________________________

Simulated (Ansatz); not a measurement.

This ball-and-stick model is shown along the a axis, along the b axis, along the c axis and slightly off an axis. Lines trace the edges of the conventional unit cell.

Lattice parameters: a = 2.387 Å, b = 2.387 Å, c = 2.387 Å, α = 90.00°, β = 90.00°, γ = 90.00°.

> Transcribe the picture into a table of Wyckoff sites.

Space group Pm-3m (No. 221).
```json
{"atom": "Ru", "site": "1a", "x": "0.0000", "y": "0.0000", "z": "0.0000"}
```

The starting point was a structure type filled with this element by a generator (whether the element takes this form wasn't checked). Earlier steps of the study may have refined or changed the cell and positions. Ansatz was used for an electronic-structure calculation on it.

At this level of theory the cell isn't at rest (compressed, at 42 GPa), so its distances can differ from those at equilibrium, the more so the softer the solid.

________________________

#### WORK INSTRUCTION:
Extract, please, the lines from the start of the entries above through the one with "The starting point", both included, reproducing each exactly and adding nothing.

#### ANSWER SPACE:
Simulated (Ansatz); not a measurement.

This ball-and-stick model is shown along the a axis, along the b axis, along the c axis and slightly off an axis. Lines trace the edges of the conventional unit cell.

Lattice parameters: a = 2.387 Å, b = 2.387 Å, c = 2.387 Å, α = 90.00°, β = 90.00°, γ = 90.00°.

> Transcribe the picture into a table of Wyckoff sites.

Space group Pm-3m (No. 221).
```json
{"atom": "Ru", "site": "1a", "x": "0.0000", "y": "0.0000", "z": "0.0000"}
```

The starting point was a structure type filled with this element by a generator (whether the element takes this form wasn't checked). Earlier steps of the study may have refined or changed the cell and positions. Ansatz was used for an electronic-structure calculation on it.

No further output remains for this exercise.